ASSIGNED TASK:
The full set of records must be returned exactly, character for character.

════════

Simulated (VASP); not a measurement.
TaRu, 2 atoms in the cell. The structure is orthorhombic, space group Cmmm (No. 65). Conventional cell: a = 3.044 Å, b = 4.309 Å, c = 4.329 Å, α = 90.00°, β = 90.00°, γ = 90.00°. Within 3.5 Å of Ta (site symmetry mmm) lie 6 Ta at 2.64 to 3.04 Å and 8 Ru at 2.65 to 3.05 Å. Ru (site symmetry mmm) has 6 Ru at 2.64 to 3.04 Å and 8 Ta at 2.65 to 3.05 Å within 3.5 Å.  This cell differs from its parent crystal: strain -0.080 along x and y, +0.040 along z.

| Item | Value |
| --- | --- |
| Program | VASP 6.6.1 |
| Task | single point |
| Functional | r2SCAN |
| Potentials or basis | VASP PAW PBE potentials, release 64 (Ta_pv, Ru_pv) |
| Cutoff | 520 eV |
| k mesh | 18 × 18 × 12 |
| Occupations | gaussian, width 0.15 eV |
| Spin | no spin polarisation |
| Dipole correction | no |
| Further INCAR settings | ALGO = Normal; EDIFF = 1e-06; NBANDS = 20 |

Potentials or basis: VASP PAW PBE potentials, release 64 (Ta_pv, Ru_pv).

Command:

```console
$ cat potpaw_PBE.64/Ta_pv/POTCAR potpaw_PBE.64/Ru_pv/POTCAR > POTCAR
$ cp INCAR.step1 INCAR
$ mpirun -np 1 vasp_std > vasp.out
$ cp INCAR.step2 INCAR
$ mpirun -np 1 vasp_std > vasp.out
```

════════

ANSWER BOX:
Simulated (VASP); not a measurement.
TaRu, 2 atoms in the cell. The structure is orthorhombic, space group Cmmm (No. 65). Conventional cell: a = 3.044 Å, b = 4.309 Å, c = 4.329 Å, α = 90.00°, β = 90.00°, γ = 90.00°. Within 3.5 Å of Ta (site symmetry mmm) lie 6 Ta at 2.64 to 3.04 Å and 8 Ru at 2.65 to 3.05 Å. Ru (site symmetry mmm) has 6 Ru at 2.64 to 3.04 Å and 8 Ta at 2.65 to 3.05 Å within 3.5 Å.  This cell differs from its parent crystal: strain -0.080 along x and y, +0.040 along z.

| Item | Value |
| --- | --- |
| Program | VASP 6.6.1 |
| Task | single point |
| Functional | r2SCAN |
| Potentials or basis | VASP PAW PBE potentials, release 64 (Ta_pv, Ru_pv) |
| Cutoff | 520 eV |
| k mesh | 18 × 18 × 12 |
| Occupations | gaussian, width 0.15 eV |
| Spin | no spin polarisation |
| Dipole correction | no |
| Further INCAR settings | ALGO = Normal; EDIFF = 1e-06; NBANDS = 20 |

Potentials or basis: VASP PAW PBE potentials, release 64 (Ta_pv, Ru_pv).

Command:

```console
$ cat potpaw_PBE.64/Ta_pv/POTCAR potpaw_PBE.64/Ru_pv/POTCAR > POTCAR
$ cp INCAR.step1 INCAR
$ mpirun -np 1 vasp_std > vasp.out
$ cp INCAR.step2 INCAR
$ mpirun -np 1 vasp_std > vasp.out
```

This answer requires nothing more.